### EXERCISE
Copy exactly the lines of the material below, starting with the first and including the line that holds "Map of the electrostatic".

>>>

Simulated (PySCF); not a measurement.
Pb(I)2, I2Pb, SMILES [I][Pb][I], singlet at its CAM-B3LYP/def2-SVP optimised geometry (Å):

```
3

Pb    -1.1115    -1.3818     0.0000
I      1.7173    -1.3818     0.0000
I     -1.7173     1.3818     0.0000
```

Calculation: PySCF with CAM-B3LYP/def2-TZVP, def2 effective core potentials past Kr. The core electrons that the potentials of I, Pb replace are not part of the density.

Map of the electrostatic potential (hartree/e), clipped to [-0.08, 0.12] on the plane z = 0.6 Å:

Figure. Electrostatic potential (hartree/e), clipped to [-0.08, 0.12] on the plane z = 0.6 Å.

<<<

### REPLY
Simulated (PySCF); not a measurement.
Pb(I)2, I2Pb, SMILES [I][Pb][I], singlet at its CAM-B3LYP/def2-SVP optimised geometry (Å):

```
3

Pb    -1.1115    -1.3818     0.0000
I      1.7173    -1.3818     0.0000
I     -1.7173     1.3818     0.0000
```

Calculation: PySCF with CAM-B3LYP/def2-TZVP, def2 effective core potentials past Kr. The core electrons that the potentials of I, Pb replace are not part of the density.

Map of the electrostatic potential (hartree/e), clipped to [-0.08, 0.12] on the plane z = 0.6 Å:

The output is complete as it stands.